::: Data :::
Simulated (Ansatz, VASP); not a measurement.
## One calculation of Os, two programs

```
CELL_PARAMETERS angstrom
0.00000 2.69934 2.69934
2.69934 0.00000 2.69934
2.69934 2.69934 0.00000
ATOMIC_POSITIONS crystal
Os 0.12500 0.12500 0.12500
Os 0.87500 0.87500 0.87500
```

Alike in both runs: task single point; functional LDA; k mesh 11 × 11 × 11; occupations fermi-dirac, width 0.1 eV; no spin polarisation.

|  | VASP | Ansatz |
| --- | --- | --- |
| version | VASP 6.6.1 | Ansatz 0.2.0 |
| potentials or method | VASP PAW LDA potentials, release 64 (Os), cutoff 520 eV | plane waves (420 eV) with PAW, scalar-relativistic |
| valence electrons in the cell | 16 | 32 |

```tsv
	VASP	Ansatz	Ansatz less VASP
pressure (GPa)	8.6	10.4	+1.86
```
:::

**Activity**
Every line from the line containing "## One calculation of Os, two programs" through the line containing "PAW, scalar-relativistic |" in the records above must be retyped exactly. Leave out the rest.

**Task output**
## One calculation of Os, two programs

```
CELL_PARAMETERS angstrom
0.00000 2.69934 2.69934
2.69934 0.00000 2.69934
2.69934 2.69934 0.00000
ATOMIC_POSITIONS crystal
Os 0.12500 0.12500 0.12500
Os 0.87500 0.87500 0.87500
```

Alike in both runs: task single point; functional LDA; k mesh 11 × 11 × 11; occupations fermi-dirac, width 0.1 eV; no spin polarisation.

|  | VASP | Ansatz |
| --- | --- | --- |
| version | VASP 6.6.1 | Ansatz 0.2.0 |
| potentials or method | VASP PAW LDA potentials, release 64 (Os), cutoff 520 eV | plane waves (420 eV) with PAW, scalar-relativistic |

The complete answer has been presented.